= = =

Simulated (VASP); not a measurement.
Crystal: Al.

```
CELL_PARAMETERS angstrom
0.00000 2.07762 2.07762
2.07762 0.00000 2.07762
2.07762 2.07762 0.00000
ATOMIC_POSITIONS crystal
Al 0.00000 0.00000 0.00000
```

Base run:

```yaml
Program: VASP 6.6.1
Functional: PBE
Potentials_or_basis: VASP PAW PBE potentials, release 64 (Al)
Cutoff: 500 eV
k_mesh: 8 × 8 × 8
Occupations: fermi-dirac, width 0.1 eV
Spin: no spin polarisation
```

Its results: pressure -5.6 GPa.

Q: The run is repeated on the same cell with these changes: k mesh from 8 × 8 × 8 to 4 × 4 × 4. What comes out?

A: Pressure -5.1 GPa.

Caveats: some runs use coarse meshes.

= = =

## [Task item]
Exactly repeat the lines above, from the opening line through the one with "A: Pressure -5.1 GPa.", and include nothing else.

## [Exercise result]
Simulated (VASP); not a measurement.
Crystal: Al.

```
CELL_PARAMETERS angstrom
0.00000 2.07762 2.07762
2.07762 0.00000 2.07762
2.07762 2.07762 0.00000
ATOMIC_POSITIONS crystal
Al 0.00000 0.00000 0.00000
```

Base run:

```yaml
Program: VASP 6.6.1
Functional: PBE
Potentials_or_basis: VASP PAW PBE potentials, release 64 (Al)
Cutoff: 500 eV
k_mesh: 8 × 8 × 8
Occupations: fermi-dirac, width 0.1 eV
Spin: no spin polarisation
```

Its results: pressure -5.6 GPa.

Q: The run is repeated on the same cell with these changes: k mesh from 8 × 8 × 8 to 4 × 4 × 4. What comes out?

A: Pressure -5.1 GPa.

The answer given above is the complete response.